__Dataset__.
◆ ◆ ◆ ◆

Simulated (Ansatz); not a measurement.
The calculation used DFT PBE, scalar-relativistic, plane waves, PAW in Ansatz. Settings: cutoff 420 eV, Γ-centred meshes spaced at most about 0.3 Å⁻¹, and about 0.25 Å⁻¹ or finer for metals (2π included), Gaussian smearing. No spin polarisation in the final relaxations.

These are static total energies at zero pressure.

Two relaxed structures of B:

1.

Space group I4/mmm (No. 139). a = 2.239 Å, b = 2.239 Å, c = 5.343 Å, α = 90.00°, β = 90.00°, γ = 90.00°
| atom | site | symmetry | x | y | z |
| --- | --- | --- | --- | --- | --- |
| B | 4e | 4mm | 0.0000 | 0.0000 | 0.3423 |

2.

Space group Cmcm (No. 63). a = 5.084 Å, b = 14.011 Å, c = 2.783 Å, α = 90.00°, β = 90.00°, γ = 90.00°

◆ ◆ ◆ ◆

Starting at the first line of the records above, please copy each line exactly until you reach the line containing "Space group I4/mmm". Include that line and stop there.

__Written response__.
Simulated (Ansatz); not a measurement.
The calculation used DFT PBE, scalar-relativistic, plane waves, PAW in Ansatz. Settings: cutoff 420 eV, Γ-centred meshes spaced at most about 0.3 Å⁻¹, and about 0.25 Å⁻¹ or finer for metals (2π included), Gaussian smearing. No spin polarisation in the final relaxations.

These are static total energies at zero pressure.

Two relaxed structures of B:

1.

Space group I4/mmm (No. 139). a = 2.239 Å, b = 2.239 Å, c = 5.343 Å, α = 90.00°, β = 90.00°, γ = 90.00°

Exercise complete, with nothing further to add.